**EXTRACTED INFORMATION:**
——————
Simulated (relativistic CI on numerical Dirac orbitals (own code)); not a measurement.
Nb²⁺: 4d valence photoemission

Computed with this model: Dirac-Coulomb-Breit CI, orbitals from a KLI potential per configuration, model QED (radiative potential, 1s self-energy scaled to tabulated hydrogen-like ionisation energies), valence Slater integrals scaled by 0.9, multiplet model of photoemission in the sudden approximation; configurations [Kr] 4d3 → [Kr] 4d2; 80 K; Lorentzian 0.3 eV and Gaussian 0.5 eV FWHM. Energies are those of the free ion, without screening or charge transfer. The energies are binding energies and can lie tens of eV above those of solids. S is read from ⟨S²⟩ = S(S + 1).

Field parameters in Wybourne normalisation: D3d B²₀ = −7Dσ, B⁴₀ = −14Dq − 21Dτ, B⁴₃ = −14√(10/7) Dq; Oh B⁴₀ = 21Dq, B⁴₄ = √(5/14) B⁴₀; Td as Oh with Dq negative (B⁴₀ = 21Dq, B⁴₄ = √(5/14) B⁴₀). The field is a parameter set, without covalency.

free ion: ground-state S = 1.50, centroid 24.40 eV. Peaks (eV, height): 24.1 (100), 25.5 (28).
——————

Once you have read the entries, write them out again without altering a single character.

Simulated (relativistic CI on numerical Dirac orbitals (own code)); not a measurement.
Nb²⁺: 4d valence photoemission

Computed with this model: Dirac-Coulomb-Breit CI, orbitals from a KLI potential per configuration, model QED (radiative potential, 1s self-energy scaled to tabulated hydrogen-like ionisation energies), valence Slater integrals scaled by 0.9, multiplet model of photoemission in the sudden approximation; configurations [Kr] 4d3 → [Kr] 4d2; 80 K; Lorentzian 0.3 eV and Gaussian 0.5 eV FWHM. Energies are those of the free ion, without screening or charge transfer. The energies are binding energies and can lie tens of eV above those of solids. S is read from ⟨S²⟩ = S(S + 1).

Field parameters in Wybourne normalisation: D3d B²₀ = −7Dσ, B⁴₀ = −14Dq − 21Dτ, B⁴₃ = −14√(10/7) Dq; Oh B⁴₀ = 21Dq, B⁴₄ = √(5/14) B⁴₀; Td as Oh with Dq negative (B⁴₀ = 21Dq, B⁴₄ = √(5/14) B⁴₀). The field is a parameter set, without covalency.

free ion: ground-state S = 1.50, centroid 24.40 eV. Peaks (eV, height): 24.1 (100), 25.5 (28).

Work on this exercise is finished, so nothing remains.